In the records below, find the line that contains "Source of the" and the line that contains "What time and". Set down exactly those lines and every line between them, and nothing more.

▶

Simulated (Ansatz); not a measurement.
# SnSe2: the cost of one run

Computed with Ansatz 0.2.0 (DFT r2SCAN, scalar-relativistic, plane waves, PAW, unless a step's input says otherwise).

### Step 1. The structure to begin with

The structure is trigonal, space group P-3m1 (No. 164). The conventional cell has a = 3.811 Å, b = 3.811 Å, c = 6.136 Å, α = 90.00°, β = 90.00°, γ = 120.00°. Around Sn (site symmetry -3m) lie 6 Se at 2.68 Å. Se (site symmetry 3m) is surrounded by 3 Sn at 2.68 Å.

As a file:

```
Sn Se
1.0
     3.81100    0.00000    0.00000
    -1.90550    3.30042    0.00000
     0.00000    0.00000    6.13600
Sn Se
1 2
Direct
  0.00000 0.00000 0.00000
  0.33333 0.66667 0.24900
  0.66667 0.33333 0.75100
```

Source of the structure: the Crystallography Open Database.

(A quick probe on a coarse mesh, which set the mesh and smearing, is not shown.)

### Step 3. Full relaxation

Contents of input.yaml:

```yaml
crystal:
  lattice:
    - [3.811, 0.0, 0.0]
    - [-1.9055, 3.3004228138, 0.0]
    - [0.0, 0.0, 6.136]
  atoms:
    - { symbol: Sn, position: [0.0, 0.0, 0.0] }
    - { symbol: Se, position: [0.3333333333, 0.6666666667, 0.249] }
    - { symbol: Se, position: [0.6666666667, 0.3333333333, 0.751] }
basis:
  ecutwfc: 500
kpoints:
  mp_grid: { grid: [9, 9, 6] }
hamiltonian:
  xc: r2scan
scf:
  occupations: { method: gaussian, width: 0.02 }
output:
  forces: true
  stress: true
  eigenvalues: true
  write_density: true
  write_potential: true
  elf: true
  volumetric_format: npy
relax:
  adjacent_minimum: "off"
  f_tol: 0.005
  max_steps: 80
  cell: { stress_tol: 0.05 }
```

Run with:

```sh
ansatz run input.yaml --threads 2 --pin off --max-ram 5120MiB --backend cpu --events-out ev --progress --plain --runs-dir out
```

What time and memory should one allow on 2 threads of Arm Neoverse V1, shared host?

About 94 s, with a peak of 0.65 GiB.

◀

**Exercise solution**:
Source of the structure: the Crystallography Open Database.

(A quick probe on a coarse mesh, which set the mesh and smearing, is not shown.)

### Step 3. Full relaxation

Contents of input.yaml:

```yaml
crystal:
  lattice:
    - [3.811, 0.0, 0.0]
    - [-1.9055, 3.3004228138, 0.0]
    - [0.0, 0.0, 6.136]
  atoms:
    - { symbol: Sn, position: [0.0, 0.0, 0.0] }
    - { symbol: Se, position: [0.3333333333, 0.6666666667, 0.249] }
    - { symbol: Se, position: [0.6666666667, 0.3333333333, 0.751] }
basis:
  ecutwfc: 500
kpoints:
  mp_grid: { grid: [9, 9, 6] }
hamiltonian:
  xc: r2scan
scf:
  occupations: { method: gaussian, width: 0.02 }
output:
  forces: true
  stress: true
  eigenvalues: true
  write_density: true
  write_potential: true
  elf: true
  volumetric_format: npy
relax:
  adjacent_minimum: "off"
  f_tol: 0.005
  max_steps: 80
  cell: { stress_tol: 0.05 }
```

Run with:

```sh
ansatz run input.yaml --threads 2 --pin off --max-ram 5120MiB --backend cpu --events-out ev --progress --plain --runs-dir out
```

What time and memory should one allow on 2 threads of Arm Neoverse V1, shared host?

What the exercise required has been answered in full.